**Data for analysis**
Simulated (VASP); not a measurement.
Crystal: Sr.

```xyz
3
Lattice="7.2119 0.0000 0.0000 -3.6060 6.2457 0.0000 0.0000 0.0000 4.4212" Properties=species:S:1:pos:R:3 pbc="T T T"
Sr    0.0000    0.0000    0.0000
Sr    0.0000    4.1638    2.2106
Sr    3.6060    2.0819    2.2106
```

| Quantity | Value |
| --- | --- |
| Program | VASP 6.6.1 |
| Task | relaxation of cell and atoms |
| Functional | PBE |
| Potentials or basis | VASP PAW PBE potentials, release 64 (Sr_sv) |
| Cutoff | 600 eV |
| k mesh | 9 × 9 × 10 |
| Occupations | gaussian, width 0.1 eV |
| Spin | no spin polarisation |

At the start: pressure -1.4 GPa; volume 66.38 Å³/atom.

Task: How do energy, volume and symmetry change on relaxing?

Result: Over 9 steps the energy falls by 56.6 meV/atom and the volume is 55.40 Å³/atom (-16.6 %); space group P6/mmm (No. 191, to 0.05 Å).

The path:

**Work task**
Every record above must be printed again exactly as it stands.

**Reply**
Simulated (VASP); not a measurement.
Crystal: Sr.

```xyz
3
Lattice="7.2119 0.0000 0.0000 -3.6060 6.2457 0.0000 0.0000 0.0000 4.4212" Properties=species:S:1:pos:R:3 pbc="T T T"
Sr    0.0000    0.0000    0.0000
Sr    0.0000    4.1638    2.2106
Sr    3.6060    2.0819    2.2106
```

| Quantity | Value |
| --- | --- |
| Program | VASP 6.6.1 |
| Task | relaxation of cell and atoms |
| Functional | PBE |
| Potentials or basis | VASP PAW PBE potentials, release 64 (Sr_sv) |
| Cutoff | 600 eV |
| k mesh | 9 × 9 × 10 |
| Occupations | gaussian, width 0.1 eV |
| Spin | no spin polarisation |

At the start: pressure -1.4 GPa; volume 66.38 Å³/atom.

Task: How do energy, volume and symmetry change on relaxing?

Result: Over 9 steps the energy falls by 56.6 meV/atom and the volume is 55.40 Å³/atom (-16.6 %); space group P6/mmm (No. 191, to 0.05 Å).

The path:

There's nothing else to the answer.